__EXERCISE__:
All entries below are to be set down again, identical to the source.

⟨
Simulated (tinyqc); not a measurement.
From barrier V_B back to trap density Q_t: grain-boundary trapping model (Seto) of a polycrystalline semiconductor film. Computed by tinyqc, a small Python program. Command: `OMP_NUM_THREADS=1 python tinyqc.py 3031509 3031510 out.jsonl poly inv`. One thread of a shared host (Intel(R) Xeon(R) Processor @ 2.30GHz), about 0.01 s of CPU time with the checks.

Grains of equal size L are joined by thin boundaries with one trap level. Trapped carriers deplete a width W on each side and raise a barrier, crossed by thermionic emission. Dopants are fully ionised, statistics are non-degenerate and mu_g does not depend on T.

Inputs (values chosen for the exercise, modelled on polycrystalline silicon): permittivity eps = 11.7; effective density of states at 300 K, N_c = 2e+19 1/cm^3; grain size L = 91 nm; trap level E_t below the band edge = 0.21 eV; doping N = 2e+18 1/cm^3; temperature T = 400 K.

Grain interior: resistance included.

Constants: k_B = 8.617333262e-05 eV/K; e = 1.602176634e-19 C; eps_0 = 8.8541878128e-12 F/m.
⟩

__WRITTEN ANSWER__:
Simulated (tinyqc); not a measurement.
From barrier V_B back to trap density Q_t: grain-boundary trapping model (Seto) of a polycrystalline semiconductor film. Computed by tinyqc, a small Python program. Command: `OMP_NUM_THREADS=1 python tinyqc.py 3031509 3031510 out.jsonl poly inv`. One thread of a shared host (Intel(R) Xeon(R) Processor @ 2.30GHz), about 0.01 s of CPU time with the checks.

Grains of equal size L are joined by thin boundaries with one trap level. Trapped carriers deplete a width W on each side and raise a barrier, crossed by thermionic emission. Dopants are fully ionised, statistics are non-degenerate and mu_g does not depend on T.

Inputs (values chosen for the exercise, modelled on polycrystalline silicon): permittivity eps = 11.7; effective density of states at 300 K, N_c = 2e+19 1/cm^3; grain size L = 91 nm; trap level E_t below the band edge = 0.21 eV; doping N = 2e+18 1/cm^3; temperature T = 400 K.

Grain interior: resistance included.

Constants: k_B = 8.617333262e-05 eV/K; e = 1.602176634e-19 C; eps_0 = 8.8541878128e-12 F/m.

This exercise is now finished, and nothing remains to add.